+===+

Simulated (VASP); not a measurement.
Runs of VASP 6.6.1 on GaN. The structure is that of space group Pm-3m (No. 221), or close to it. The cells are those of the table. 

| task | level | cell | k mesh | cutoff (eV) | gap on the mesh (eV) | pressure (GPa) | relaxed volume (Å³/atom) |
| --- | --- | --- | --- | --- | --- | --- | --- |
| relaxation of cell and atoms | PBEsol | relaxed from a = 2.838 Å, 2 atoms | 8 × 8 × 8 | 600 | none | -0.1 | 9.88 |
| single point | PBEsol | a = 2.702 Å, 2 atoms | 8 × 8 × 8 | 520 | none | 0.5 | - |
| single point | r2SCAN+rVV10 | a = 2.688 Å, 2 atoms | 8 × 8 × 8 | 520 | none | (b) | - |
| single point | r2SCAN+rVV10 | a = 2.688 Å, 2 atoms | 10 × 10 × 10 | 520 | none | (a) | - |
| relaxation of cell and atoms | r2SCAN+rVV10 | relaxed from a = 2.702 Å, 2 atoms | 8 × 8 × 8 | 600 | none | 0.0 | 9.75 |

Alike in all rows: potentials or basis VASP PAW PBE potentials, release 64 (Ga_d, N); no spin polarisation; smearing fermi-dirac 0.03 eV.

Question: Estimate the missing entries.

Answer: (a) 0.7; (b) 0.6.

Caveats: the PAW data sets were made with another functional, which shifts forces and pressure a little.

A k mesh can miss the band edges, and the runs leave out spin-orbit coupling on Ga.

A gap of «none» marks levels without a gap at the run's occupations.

+===+

__REQUIRED ACTION__
Restate, word for word and without additions, every line from the top of the listing above through the line that contains "A k mesh can".

__WRITTEN SOLUTION__
Simulated (VASP); not a measurement.
Runs of VASP 6.6.1 on GaN. The structure is that of space group Pm-3m (No. 221), or close to it. The cells are those of the table. 

| task | level | cell | k mesh | cutoff (eV) | gap on the mesh (eV) | pressure (GPa) | relaxed volume (Å³/atom) |
| --- | --- | --- | --- | --- | --- | --- | --- |
| relaxation of cell and atoms | PBEsol | relaxed from a = 2.838 Å, 2 atoms | 8 × 8 × 8 | 600 | none | -0.1 | 9.88 |
| single point | PBEsol | a = 2.702 Å, 2 atoms | 8 × 8 × 8 | 520 | none | 0.5 | - |
| single point | r2SCAN+rVV10 | a = 2.688 Å, 2 atoms | 8 × 8 × 8 | 520 | none | (b) | - |
| single point | r2SCAN+rVV10 | a = 2.688 Å, 2 atoms | 10 × 10 × 10 | 520 | none | (a) | - |
| relaxation of cell and atoms | r2SCAN+rVV10 | relaxed from a = 2.702 Å, 2 atoms | 8 × 8 × 8 | 600 | none | 0.0 | 9.75 |

Alike in all rows: potentials or basis VASP PAW PBE potentials, release 64 (Ga_d, N); no spin polarisation; smearing fermi-dirac 0.03 eV.

Question: Estimate the missing entries.

Answer: (a) 0.7; (b) 0.6.

Caveats: the PAW data sets were made with another functional, which shifts forces and pressure a little.

A k mesh can miss the band edges, and the runs leave out spin-orbit coupling on Ga.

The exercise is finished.